=== ACTIVITY ===
In the listing below, print exactly the lines between the line holding "The runs, in" and the line holding "Atoms are counted", inclusive, and no more.

=== DATA ===
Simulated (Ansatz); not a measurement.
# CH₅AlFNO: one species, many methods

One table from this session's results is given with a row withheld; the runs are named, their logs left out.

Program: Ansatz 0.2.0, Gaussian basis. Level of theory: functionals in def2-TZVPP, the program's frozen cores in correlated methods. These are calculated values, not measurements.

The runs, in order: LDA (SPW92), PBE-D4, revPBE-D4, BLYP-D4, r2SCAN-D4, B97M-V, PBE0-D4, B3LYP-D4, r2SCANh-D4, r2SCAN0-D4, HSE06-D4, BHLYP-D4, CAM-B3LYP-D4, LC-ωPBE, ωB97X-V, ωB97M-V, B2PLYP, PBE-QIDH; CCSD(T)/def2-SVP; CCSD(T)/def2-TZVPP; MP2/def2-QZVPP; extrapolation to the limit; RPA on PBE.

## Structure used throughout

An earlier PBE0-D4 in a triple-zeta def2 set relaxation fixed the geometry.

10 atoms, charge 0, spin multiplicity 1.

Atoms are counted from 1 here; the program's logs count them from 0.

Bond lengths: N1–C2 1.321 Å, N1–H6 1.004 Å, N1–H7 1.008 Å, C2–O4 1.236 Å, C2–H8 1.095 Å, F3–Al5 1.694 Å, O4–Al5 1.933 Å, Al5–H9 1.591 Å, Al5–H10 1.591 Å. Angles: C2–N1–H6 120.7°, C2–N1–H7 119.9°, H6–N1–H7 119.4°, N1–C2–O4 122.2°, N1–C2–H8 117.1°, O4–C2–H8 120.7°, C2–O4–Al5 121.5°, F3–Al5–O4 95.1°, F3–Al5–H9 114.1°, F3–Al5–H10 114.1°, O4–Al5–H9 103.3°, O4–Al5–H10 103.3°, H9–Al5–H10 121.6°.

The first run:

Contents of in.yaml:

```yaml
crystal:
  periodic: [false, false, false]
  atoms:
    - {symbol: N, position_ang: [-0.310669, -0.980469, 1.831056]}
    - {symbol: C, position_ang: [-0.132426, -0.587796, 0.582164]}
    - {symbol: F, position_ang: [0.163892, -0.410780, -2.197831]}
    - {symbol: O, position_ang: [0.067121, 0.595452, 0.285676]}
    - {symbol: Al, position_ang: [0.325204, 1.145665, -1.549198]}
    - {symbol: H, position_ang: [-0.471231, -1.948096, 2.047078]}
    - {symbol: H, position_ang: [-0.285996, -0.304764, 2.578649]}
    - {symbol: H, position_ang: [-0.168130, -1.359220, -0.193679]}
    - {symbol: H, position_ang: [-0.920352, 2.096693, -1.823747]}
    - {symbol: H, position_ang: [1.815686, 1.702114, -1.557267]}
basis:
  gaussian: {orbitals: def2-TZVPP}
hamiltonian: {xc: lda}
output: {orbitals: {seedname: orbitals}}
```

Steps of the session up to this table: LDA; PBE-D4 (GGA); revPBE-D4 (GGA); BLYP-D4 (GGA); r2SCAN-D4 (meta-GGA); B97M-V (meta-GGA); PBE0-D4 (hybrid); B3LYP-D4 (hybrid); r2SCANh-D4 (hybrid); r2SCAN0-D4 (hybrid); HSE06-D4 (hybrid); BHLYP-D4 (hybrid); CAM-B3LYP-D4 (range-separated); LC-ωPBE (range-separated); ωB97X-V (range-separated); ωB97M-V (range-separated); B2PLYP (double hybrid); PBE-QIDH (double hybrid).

=== ANSWER BOX ===
The runs, in order: LDA (SPW92), PBE-D4, revPBE-D4, BLYP-D4, r2SCAN-D4, B97M-V, PBE0-D4, B3LYP-D4, r2SCANh-D4, r2SCAN0-D4, HSE06-D4, BHLYP-D4, CAM-B3LYP-D4, LC-ωPBE, ωB97X-V, ωB97M-V, B2PLYP, PBE-QIDH; CCSD(T)/def2-SVP; CCSD(T)/def2-TZVPP; MP2/def2-QZVPP; extrapolation to the limit; RPA on PBE.

## Structure used throughout

An earlier PBE0-D4 in a triple-zeta def2 set relaxation fixed the geometry.

10 atoms, charge 0, spin multiplicity 1.

Atoms are counted from 1 here; the program's logs count them from 0.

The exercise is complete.